____ EXTRACTED MATERIAL

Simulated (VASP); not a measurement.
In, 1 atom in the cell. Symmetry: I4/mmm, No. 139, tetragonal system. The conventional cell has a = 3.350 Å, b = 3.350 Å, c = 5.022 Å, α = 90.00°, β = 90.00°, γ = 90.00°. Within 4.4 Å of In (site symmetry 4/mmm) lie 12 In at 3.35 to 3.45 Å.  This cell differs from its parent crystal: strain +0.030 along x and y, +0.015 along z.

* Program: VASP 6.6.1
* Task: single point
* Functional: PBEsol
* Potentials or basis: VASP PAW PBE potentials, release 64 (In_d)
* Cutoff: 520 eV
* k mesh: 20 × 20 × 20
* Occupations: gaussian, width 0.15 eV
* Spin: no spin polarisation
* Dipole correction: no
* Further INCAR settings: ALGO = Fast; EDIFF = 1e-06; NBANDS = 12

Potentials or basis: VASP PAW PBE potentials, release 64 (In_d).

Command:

________

(REQUIREMENT):
Please write the entries out again exactly as they stand.

(YOUR RESPONSE):
Simulated (VASP); not a measurement.
In, 1 atom in the cell. Symmetry: I4/mmm, No. 139, tetragonal system. The conventional cell has a = 3.350 Å, b = 3.350 Å, c = 5.022 Å, α = 90.00°, β = 90.00°, γ = 90.00°. Within 4.4 Å of In (site symmetry 4/mmm) lie 12 In at 3.35 to 3.45 Å.  This cell differs from its parent crystal: strain +0.030 along x and y, +0.015 along z.

* Program: VASP 6.6.1
* Task: single point
* Functional: PBEsol
* Potentials or basis: VASP PAW PBE potentials, release 64 (In_d)
* Cutoff: 520 eV
* k mesh: 20 × 20 × 20
* Occupations: gaussian, width 0.15 eV
* Spin: no spin polarisation
* Dipole correction: no
* Further INCAR settings: ALGO = Fast; EDIFF = 1e-06; NBANDS = 12

Potentials or basis: VASP PAW PBE potentials, release 64 (In_d).

Command:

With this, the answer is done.